Work task:
Copy the whole listing verbatim.

Provided information:
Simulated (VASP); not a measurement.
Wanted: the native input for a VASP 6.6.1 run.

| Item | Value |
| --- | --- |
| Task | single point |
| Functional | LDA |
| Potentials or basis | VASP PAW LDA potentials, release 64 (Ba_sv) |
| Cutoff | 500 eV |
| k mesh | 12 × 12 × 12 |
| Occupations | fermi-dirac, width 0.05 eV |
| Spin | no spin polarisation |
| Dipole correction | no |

Exercise result:
Simulated (VASP); not a measurement.
Wanted: the native input for a VASP 6.6.1 run.

| Item | Value |
| --- | --- |
| Task | single point |
| Functional | LDA |
| Potentials or basis | VASP PAW LDA potentials, release 64 (Ba_sv) |
| Cutoff | 500 eV |
| k mesh | 12 × 12 × 12 |
| Occupations | fermi-dirac, width 0.05 eV |
| Spin | no spin polarisation |
| Dipole correction | no |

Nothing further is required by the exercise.